## Available data:
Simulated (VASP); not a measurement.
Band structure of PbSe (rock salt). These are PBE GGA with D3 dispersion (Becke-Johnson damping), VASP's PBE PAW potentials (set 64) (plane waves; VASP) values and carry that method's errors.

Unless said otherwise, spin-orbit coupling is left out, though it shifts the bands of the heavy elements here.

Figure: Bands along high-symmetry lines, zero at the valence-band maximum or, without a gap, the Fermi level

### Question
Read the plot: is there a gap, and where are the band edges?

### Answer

## Work order:
The entries above need to be transcribed with no differences at all.

## Written solution:
Simulated (VASP); not a measurement.
Band structure of PbSe (rock salt). These are PBE GGA with D3 dispersion (Becke-Johnson damping), VASP's PBE PAW potentials (set 64) (plane waves; VASP) values and carry that method's errors.

Unless said otherwise, spin-orbit coupling is left out, though it shifts the bands of the heavy elements here.

Figure: Bands along high-symmetry lines, zero at the valence-band maximum or, without a gap, the Fermi level

### Question
Read the plot: is there a gap, and where are the band edges?

### Answer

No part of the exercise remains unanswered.